#####
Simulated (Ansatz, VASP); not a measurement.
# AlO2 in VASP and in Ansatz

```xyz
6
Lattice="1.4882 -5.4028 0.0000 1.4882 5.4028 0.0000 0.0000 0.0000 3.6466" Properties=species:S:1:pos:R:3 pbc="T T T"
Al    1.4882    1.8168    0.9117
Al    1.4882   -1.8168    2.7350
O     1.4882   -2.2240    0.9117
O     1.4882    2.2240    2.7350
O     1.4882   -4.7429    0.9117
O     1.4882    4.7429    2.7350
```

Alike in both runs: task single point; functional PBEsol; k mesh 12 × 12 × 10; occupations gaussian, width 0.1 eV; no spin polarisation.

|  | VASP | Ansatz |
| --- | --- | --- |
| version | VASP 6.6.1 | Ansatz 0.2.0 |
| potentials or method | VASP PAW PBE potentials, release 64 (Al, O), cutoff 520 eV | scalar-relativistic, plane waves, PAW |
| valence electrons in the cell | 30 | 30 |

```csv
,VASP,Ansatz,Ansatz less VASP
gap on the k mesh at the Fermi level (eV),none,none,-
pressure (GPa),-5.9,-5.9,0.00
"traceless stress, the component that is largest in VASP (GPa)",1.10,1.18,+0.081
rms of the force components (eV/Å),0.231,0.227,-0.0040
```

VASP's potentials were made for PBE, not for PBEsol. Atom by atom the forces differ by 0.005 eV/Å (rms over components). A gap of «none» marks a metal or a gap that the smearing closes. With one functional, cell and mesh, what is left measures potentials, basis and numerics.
#####

◆ **Required action**
Please reproduce, exactly as written, the lines of the records from the first line through the one containing "Ansatz 0.2.0 |".

◆ **Answer section**
Simulated (Ansatz, VASP); not a measurement.
# AlO2 in VASP and in Ansatz

```xyz
6
Lattice="1.4882 -5.4028 0.0000 1.4882 5.4028 0.0000 0.0000 0.0000 3.6466" Properties=species:S:1:pos:R:3 pbc="T T T"
Al    1.4882    1.8168    0.9117
Al    1.4882   -1.8168    2.7350
O     1.4882   -2.2240    0.9117
O     1.4882    2.2240    2.7350
O     1.4882   -4.7429    0.9117
O     1.4882    4.7429    2.7350
```

Alike in both runs: task single point; functional PBEsol; k mesh 12 × 12 × 10; occupations gaussian, width 0.1 eV; no spin polarisation.

|  | VASP | Ansatz |
| --- | --- | --- |
| version | VASP 6.6.1 | Ansatz 0.2.0 |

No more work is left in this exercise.